▸ EXERCISE: Only the lines below from the one containing "files, scalar-relativistic |" to the one containing "520 | 500 |" should be repeated, both included and unchanged.

[DATASET EXTRACT Boundary: Start]

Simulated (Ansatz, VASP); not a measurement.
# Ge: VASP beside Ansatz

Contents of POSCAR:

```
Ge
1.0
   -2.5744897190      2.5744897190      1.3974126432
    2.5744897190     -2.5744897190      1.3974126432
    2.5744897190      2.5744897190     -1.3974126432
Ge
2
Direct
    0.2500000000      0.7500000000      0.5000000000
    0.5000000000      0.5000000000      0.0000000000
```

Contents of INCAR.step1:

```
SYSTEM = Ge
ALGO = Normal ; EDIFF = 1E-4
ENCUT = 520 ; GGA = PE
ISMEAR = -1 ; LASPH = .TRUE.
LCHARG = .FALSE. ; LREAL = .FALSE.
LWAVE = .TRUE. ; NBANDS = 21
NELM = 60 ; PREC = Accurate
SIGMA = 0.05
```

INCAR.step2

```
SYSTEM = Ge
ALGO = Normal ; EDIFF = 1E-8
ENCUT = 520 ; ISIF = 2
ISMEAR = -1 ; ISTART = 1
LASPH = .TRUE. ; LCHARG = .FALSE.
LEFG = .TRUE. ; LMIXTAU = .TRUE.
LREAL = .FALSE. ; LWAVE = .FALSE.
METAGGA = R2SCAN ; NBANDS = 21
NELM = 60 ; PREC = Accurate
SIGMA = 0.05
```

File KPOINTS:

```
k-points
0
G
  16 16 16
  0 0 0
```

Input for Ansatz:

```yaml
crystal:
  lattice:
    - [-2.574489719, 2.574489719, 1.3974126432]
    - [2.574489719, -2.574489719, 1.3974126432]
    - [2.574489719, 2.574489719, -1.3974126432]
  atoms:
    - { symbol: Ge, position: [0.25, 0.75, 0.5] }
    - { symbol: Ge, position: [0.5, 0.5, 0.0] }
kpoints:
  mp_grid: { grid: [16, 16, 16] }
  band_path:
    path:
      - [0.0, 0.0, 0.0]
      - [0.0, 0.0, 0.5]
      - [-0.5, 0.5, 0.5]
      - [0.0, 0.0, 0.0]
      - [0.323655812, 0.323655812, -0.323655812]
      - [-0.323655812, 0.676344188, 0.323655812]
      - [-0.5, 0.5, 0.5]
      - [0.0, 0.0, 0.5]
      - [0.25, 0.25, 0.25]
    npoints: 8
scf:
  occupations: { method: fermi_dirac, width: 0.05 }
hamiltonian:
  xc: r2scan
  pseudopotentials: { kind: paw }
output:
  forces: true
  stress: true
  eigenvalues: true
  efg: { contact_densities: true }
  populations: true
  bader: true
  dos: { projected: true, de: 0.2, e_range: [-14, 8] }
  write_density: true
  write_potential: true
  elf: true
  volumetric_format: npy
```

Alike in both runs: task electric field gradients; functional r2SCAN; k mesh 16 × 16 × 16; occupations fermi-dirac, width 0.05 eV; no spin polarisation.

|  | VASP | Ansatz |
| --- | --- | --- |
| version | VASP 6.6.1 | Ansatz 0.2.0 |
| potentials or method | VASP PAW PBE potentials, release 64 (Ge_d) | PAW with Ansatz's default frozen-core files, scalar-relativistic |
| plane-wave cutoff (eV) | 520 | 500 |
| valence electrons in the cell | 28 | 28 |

[DATASET EXTRACT Boundary: End]

▸ SOLUTION:
| potentials or method | VASP PAW PBE potentials, release 64 (Ge_d) | PAW with Ansatz's default frozen-core files, scalar-relativistic |
| plane-wave cutoff (eV) | 520 | 500 |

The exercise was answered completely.